→ **WORK ORDER**: Of the entries below, return only those lines from the line with "PdSO: GFN2-xTB, run from Python" to the line with "These are simulated", exactly, both included.

####################
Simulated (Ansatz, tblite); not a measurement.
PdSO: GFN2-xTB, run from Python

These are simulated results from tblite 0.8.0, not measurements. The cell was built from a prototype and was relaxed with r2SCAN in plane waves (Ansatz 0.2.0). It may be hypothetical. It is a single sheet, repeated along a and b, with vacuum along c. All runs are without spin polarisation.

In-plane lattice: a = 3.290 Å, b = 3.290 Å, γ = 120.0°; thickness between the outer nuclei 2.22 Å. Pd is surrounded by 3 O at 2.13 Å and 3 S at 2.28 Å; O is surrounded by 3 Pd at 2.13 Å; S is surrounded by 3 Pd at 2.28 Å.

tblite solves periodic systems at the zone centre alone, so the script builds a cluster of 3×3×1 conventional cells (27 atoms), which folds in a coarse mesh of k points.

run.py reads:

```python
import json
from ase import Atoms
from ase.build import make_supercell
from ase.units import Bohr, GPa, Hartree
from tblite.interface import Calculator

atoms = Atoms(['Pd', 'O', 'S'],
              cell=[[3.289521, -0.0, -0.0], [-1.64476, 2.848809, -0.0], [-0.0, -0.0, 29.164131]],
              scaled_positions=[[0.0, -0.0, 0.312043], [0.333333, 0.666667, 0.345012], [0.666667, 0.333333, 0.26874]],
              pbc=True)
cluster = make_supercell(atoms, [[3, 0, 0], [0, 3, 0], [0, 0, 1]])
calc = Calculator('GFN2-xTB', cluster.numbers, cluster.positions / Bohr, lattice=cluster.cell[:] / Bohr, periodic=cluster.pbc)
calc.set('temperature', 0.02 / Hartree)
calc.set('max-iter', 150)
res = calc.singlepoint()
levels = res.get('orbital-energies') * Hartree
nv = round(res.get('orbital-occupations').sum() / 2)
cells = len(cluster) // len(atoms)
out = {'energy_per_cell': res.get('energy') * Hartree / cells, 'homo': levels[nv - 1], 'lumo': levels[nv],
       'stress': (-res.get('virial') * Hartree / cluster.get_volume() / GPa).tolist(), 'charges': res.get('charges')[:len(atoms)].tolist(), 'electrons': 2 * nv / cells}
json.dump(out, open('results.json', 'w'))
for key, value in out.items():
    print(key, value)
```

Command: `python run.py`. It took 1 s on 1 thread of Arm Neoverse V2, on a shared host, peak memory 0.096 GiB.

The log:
####################

→ **EXERCISE ANSWER**:
PdSO: GFN2-xTB, run from Python

These are simulated results from tblite 0.8.0, not measurements. The cell was built from a prototype and was relaxed with r2SCAN in plane waves (Ansatz 0.2.0). It may be hypothetical. It is a single sheet, repeated along a and b, with vacuum along c. All runs are without spin polarisation.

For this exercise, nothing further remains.